_Excerpted records_
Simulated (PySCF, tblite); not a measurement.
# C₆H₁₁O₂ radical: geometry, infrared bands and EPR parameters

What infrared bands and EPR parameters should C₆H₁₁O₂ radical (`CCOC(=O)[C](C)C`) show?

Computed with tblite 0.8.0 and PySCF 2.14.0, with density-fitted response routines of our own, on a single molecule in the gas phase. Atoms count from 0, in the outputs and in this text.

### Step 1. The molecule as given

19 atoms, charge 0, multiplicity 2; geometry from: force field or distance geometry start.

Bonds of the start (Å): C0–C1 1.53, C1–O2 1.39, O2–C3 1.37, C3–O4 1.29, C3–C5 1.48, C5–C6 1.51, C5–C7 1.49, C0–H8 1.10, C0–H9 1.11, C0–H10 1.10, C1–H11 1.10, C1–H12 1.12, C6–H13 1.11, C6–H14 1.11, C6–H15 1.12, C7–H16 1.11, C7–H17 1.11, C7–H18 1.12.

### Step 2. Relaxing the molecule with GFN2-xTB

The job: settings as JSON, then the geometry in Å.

_Brief_
In your answer, include only the lines above starting at the line that holds "Bonds of the" and ending at the line that holds "### Step 2.", copied exactly.

_Solution_
Bonds of the start (Å): C0–C1 1.53, C1–O2 1.39, O2–C3 1.37, C3–O4 1.29, C3–C5 1.48, C5–C6 1.51, C5–C7 1.49, C0–H8 1.10, C0–H9 1.11, C0–H10 1.10, C1–H11 1.10, C1–H12 1.12, C6–H13 1.11, C6–H14 1.11, C6–H15 1.12, C7–H16 1.11, C7–H17 1.11, C7–H18 1.12.

### Step 2. Relaxing the molecule with GFN2-xTB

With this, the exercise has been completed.